• [REQUIREMENT] Every record that follows must be set down word for word.

:: INFORMATION

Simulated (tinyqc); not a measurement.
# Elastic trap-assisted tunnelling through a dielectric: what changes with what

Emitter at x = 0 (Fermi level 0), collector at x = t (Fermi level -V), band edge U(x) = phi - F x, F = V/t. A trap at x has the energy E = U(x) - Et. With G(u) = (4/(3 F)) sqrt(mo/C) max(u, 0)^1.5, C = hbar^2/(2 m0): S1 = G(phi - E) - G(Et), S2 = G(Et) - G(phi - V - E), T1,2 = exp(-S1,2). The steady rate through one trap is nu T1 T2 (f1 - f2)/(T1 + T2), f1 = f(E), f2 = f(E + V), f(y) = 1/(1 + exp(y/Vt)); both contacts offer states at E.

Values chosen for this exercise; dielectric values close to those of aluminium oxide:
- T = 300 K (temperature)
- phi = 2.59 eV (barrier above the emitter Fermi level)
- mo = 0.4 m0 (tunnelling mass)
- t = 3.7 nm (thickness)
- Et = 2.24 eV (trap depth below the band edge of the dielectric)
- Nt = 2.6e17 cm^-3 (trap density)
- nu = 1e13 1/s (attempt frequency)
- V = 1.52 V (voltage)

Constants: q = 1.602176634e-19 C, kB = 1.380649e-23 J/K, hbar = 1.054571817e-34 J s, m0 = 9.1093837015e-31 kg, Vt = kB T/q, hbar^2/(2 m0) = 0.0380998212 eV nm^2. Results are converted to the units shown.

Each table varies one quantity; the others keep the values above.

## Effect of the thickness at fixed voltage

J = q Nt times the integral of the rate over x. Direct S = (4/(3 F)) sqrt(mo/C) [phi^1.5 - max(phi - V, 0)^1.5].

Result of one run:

::::

• [WORKED SOLUTION]
Simulated (tinyqc); not a measurement.
# Elastic trap-assisted tunnelling through a dielectric: what changes with what

Emitter at x = 0 (Fermi level 0), collector at x = t (Fermi level -V), band edge U(x) = phi - F x, F = V/t. A trap at x has the energy E = U(x) - Et. With G(u) = (4/(3 F)) sqrt(mo/C) max(u, 0)^1.5, C = hbar^2/(2 m0): S1 = G(phi - E) - G(Et), S2 = G(Et) - G(phi - V - E), T1,2 = exp(-S1,2). The steady rate through one trap is nu T1 T2 (f1 - f2)/(T1 + T2), f1 = f(E), f2 = f(E + V), f(y) = 1/(1 + exp(y/Vt)); both contacts offer states at E.

Values chosen for this exercise; dielectric values close to those of aluminium oxide:
- T = 300 K (temperature)
- phi = 2.59 eV (barrier above the emitter Fermi level)
- mo = 0.4 m0 (tunnelling mass)
- t = 3.7 nm (thickness)
- Et = 2.24 eV (trap depth below the band edge of the dielectric)
- Nt = 2.6e17 cm^-3 (trap density)
- nu = 1e13 1/s (attempt frequency)
- V = 1.52 V (voltage)

Constants: q = 1.602176634e-19 C, kB = 1.380649e-23 J/K, hbar = 1.054571817e-34 J s, m0 = 9.1093837015e-31 kg, Vt = kB T/q, hbar^2/(2 m0) = 0.0380998212 eV nm^2. Results are converted to the units shown.

Each table varies one quantity; the others keep the values above.

## Effect of the thickness at fixed voltage

J = q Nt times the integral of the rate over x. Direct S = (4/(3 F)) sqrt(mo/C) [phi^1.5 - max(phi - V, 0)^1.5].

Result of one run:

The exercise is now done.